REQUIREMENT >> Stop after the line containing "Q: What does"; retype every line of the data before it exactly, starting from the first.

DATA EXTRACT >>
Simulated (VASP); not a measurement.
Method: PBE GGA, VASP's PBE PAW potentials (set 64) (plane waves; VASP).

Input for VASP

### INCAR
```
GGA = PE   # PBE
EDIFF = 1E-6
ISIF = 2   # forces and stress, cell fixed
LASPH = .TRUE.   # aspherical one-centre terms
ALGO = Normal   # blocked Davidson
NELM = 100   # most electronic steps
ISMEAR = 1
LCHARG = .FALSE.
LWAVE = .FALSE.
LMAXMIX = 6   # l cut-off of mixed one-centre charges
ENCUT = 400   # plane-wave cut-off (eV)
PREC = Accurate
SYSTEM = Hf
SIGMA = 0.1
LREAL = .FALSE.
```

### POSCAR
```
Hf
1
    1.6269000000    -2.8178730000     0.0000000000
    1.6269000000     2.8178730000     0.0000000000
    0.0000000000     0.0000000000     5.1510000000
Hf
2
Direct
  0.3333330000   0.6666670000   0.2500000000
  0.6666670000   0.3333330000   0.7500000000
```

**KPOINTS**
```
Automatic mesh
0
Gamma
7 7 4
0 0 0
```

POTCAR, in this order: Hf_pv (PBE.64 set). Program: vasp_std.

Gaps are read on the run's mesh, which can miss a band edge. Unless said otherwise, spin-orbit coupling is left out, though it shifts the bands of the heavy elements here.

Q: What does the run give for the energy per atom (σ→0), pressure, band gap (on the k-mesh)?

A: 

TASK RESPONSE >>
Simulated (VASP); not a measurement.
Method: PBE GGA, VASP's PBE PAW potentials (set 64) (plane waves; VASP).

Input for VASP

### INCAR
```
GGA = PE   # PBE
EDIFF = 1E-6
ISIF = 2   # forces and stress, cell fixed
LASPH = .TRUE.   # aspherical one-centre terms
ALGO = Normal   # blocked Davidson
NELM = 100   # most electronic steps
ISMEAR = 1
LCHARG = .FALSE.
LWAVE = .FALSE.
LMAXMIX = 6   # l cut-off of mixed one-centre charges
ENCUT = 400   # plane-wave cut-off (eV)
PREC = Accurate
SYSTEM = Hf
SIGMA = 0.1
LREAL = .FALSE.
```

### POSCAR
```
Hf
1
    1.6269000000    -2.8178730000     0.0000000000
    1.6269000000     2.8178730000     0.0000000000
    0.0000000000     0.0000000000     5.1510000000
Hf
2
Direct
  0.3333330000   0.6666670000   0.2500000000
  0.6666670000   0.3333330000   0.7500000000
```

**KPOINTS**
```
Automatic mesh
0
Gamma
7 7 4
0 0 0
```

POTCAR, in this order: Hf_pv (PBE.64 set). Program: vasp_std.

Gaps are read on the run's mesh, which can miss a band edge. Unless said otherwise, spin-orbit coupling is left out, though it shifts the bands of the heavy elements here.

Q: What does the run give for the energy per atom (σ→0), pressure, band gap (on the k-mesh)?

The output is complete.